• DATA TO EXAMINE:
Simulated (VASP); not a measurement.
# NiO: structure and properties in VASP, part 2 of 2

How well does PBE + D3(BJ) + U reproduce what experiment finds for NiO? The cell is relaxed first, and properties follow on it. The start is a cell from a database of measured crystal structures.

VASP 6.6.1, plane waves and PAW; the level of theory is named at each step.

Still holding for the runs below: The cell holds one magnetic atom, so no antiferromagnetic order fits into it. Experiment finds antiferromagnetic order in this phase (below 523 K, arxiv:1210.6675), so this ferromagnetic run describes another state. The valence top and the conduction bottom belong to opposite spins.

• TASK ITEM: Using the listing above, write every line out again exactly.

• EXERCISE ANSWER:
Simulated (VASP); not a measurement.
# NiO: structure and properties in VASP, part 2 of 2

How well does PBE + D3(BJ) + U reproduce what experiment finds for NiO? The cell is relaxed first, and properties follow on it. The start is a cell from a database of measured crystal structures.

VASP 6.6.1, plane waves and PAW; the level of theory is named at each step.

Still holding for the runs below: The cell holds one magnetic atom, so no antiferromagnetic order fits into it. Experiment finds antiferromagnetic order in this phase (below 523 K, arxiv:1210.6675), so this ferromagnetic run describes another state. The valence top and the conduction bottom belong to opposite spins.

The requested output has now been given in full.